ASSIGNED TASK → A word-for-word repetition of the records beneath this task is the expected answer.

RECORDS PROVIDED Block Start

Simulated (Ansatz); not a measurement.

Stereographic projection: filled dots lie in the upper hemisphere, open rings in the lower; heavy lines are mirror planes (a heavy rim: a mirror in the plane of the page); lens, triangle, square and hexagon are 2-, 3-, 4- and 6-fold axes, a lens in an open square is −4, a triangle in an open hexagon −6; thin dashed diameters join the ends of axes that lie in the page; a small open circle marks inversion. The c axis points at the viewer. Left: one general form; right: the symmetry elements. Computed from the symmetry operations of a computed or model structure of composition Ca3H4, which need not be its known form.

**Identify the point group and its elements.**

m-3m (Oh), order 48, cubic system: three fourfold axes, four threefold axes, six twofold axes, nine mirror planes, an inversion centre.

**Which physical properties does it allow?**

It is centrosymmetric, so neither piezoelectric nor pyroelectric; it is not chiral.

RECORDS PROVIDED Block End

EXPECTED ANSWER →
Simulated (Ansatz); not a measurement.

Stereographic projection: filled dots lie in the upper hemisphere, open rings in the lower; heavy lines are mirror planes (a heavy rim: a mirror in the plane of the page); lens, triangle, square and hexagon are 2-, 3-, 4- and 6-fold axes, a lens in an open square is −4, a triangle in an open hexagon −6; thin dashed diameters join the ends of axes that lie in the page; a small open circle marks inversion. The c axis points at the viewer. Left: one general form; right: the symmetry elements. Computed from the symmetry operations of a computed or model structure of composition Ca3H4, which need not be its known form.

**Identify the point group and its elements.**

m-3m (Oh), order 48, cubic system: three fourfold axes, four threefold axes, six twofold axes, nine mirror planes, an inversion centre.

**Which physical properties does it allow?**

It is centrosymmetric, so neither piezoelectric nor pyroelectric; it is not chiral.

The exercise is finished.